**Action item**
Take the data below and repeat it exactly.

**Dataset excerpts**
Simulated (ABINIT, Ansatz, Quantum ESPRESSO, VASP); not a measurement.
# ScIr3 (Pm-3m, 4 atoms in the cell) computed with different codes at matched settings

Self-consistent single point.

**Answer box**
Simulated (ABINIT, Ansatz, Quantum ESPRESSO, VASP); not a measurement.
# ScIr3 (Pm-3m, 4 atoms in the cell) computed with different codes at matched settings

Self-consistent single point.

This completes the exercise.